┄┄┄┄┄┄┄┄┄┄┄┄┄┄┄┄┄┄┄┄

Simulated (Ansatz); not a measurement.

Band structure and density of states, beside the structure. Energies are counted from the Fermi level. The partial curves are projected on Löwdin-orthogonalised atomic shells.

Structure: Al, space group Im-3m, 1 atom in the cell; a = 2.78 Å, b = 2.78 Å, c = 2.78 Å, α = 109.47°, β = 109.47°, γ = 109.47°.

┄┄┄┄┄┄┄┄┄┄┄┄┄┄┄┄┄┄┄┄

• Work item
Copy out the full listing above. Keep every word as it is.

• Written response
Simulated (Ansatz); not a measurement.

Band structure and density of states, beside the structure. Energies are counted from the Fermi level. The partial curves are projected on Löwdin-orthogonalised atomic shells.

Structure: Al, space group Im-3m, 1 atom in the cell; a = 2.78 Å, b = 2.78 Å, c = 2.78 Å, α = 109.47°, β = 109.47°, γ = 109.47°.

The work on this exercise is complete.